# Work instruction
Of the lines in the data below, write out exactly those from the one holding "# HfTi15 (a" through the one holding "All numbers are", both included.

# Data supplied
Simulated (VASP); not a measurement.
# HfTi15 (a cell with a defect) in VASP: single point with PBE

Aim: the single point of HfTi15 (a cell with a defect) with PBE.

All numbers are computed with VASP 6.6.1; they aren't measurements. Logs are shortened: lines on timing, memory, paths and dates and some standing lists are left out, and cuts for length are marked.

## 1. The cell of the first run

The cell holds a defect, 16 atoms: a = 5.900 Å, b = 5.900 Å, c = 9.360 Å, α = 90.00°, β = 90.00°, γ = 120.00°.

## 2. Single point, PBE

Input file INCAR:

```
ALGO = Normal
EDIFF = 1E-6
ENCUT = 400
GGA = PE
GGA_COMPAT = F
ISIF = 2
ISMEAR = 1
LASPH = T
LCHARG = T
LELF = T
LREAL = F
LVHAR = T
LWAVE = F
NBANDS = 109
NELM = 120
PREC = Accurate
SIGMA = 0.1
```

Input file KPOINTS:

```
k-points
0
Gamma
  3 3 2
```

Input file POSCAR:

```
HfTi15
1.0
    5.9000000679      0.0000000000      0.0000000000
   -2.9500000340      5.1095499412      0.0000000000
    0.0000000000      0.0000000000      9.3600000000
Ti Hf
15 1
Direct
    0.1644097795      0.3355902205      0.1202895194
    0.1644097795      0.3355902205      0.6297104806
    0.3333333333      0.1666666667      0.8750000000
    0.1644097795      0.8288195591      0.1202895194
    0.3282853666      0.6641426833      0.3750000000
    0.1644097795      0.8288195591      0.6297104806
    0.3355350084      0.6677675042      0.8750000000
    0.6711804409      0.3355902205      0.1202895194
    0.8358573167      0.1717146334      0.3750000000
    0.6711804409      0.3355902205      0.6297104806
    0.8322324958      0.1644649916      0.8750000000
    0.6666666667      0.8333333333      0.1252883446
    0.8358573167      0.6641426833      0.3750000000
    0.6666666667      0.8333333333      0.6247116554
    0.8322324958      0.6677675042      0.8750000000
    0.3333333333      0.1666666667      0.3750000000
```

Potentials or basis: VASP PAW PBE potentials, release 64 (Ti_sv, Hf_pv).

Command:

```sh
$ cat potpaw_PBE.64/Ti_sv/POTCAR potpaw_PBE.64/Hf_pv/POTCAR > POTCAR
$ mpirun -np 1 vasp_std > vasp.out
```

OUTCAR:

# Task result
# HfTi15 (a cell with a defect) in VASP: single point with PBE

Aim: the single point of HfTi15 (a cell with a defect) with PBE.

All numbers are computed with VASP 6.6.1; they aren't measurements. Logs are shortened: lines on timing, memory, paths and dates and some standing lists are left out, and cuts for length are marked.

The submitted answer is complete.